# Excerpted data
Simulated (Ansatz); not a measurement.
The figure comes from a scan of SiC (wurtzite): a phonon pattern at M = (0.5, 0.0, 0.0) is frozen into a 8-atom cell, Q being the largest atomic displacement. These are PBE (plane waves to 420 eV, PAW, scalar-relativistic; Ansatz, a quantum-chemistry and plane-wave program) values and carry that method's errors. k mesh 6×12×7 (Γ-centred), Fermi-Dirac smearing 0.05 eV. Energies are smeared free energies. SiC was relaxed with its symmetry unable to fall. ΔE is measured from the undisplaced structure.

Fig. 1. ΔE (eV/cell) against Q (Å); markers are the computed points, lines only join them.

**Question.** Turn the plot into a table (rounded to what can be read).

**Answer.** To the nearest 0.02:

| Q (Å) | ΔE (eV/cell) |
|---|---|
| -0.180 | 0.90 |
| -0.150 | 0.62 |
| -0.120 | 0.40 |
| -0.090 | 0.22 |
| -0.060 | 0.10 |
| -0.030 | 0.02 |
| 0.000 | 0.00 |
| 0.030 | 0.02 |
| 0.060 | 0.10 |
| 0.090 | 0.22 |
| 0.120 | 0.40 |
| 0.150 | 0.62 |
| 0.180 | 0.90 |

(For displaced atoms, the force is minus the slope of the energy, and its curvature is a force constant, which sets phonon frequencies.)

# Required action
Please give again the lines above between the line holding "Fig. 1. ΔE (eV/cell)" and the line holding "-0.030 | 0.02 |", inclusive, exactly as they are and with nothing added.

# Answer box
Fig. 1. ΔE (eV/cell) against Q (Å); markers are the computed points, lines only join them.

**Question.** Turn the plot into a table (rounded to what can be read).

**Answer.** To the nearest 0.02:

| Q (Å) | ΔE (eV/cell) |
|---|---|
| -0.180 | 0.90 |
| -0.150 | 0.62 |
| -0.120 | 0.40 |
| -0.090 | 0.22 |
| -0.060 | 0.10 |
| -0.030 | 0.02 |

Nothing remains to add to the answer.